> [RECORD EXCERPTS]
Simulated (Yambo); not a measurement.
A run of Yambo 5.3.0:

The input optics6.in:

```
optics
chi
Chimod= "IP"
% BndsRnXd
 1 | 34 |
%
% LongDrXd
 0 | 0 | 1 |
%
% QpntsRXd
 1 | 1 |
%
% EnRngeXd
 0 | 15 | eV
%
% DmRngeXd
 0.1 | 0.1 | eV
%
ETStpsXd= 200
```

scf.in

> [ASSIGNED TASK]
Repeat the listing above exactly. Add nothing.

> [EXPECTED ANSWER]
Simulated (Yambo); not a measurement.
A run of Yambo 5.3.0:

The input optics6.in:

```
optics
chi
Chimod= "IP"
% BndsRnXd
 1 | 34 |
%
% LongDrXd
 0 | 0 | 1 |
%
% QpntsRXd
 1 | 1 |
%
% EnRngeXd
 0 | 15 | eV
%
% DmRngeXd
 0.1 | 0.1 | eV
%
ETStpsXd= 200
```

scf.in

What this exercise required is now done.